ASSIGNED TASK ▸ Return, word for word, the lines of the listing below from the one with "Optical modes without" through the one with "The optical mode", and no other lines.

DATASET ENTRIES ▸
++++++++++

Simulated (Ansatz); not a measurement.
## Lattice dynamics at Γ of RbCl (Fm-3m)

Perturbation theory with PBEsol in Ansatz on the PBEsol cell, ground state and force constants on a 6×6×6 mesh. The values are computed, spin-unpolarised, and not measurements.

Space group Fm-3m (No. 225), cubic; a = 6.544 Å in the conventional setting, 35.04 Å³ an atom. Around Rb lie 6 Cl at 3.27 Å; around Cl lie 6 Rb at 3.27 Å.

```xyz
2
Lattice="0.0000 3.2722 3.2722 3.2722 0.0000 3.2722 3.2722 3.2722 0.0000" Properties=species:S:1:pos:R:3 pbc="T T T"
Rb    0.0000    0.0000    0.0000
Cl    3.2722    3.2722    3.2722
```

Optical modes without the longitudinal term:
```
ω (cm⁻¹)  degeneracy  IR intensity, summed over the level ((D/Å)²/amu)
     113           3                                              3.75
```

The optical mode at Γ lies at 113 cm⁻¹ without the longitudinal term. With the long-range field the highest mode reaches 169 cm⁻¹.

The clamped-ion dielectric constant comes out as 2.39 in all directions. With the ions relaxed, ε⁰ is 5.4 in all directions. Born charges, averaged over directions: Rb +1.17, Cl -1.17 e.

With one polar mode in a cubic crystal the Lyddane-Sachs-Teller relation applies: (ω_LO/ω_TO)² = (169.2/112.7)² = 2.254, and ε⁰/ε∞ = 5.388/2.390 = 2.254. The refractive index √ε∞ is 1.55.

++++++++++

TASK SOLUTION ▸
Optical modes without the longitudinal term:
```
ω (cm⁻¹)  degeneracy  IR intensity, summed over the level ((D/Å)²/amu)
     113           3                                              3.75
```

The optical mode at Γ lies at 113 cm⁻¹ without the longitudinal term. With the long-range field the highest mode reaches 169 cm⁻¹.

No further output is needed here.